(Work instruction) Print the records below word for word, beginning with the first line and ending once the line containing "Worked calculation: polar" is printed.

──────────
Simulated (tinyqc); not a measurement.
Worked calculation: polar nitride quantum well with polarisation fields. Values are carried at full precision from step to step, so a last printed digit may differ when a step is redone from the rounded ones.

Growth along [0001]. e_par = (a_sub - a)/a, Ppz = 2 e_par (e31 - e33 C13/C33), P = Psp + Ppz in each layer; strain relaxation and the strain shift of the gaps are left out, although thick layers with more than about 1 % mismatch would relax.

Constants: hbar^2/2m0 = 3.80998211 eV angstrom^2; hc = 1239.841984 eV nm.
──────────

(Answer space)
Simulated (tinyqc); not a measurement.
Worked calculation: polar nitride quantum well with polarisation fields. Values are carried at full precision from step to step, so a last printed digit may differ when a step is redone from the rounded ones.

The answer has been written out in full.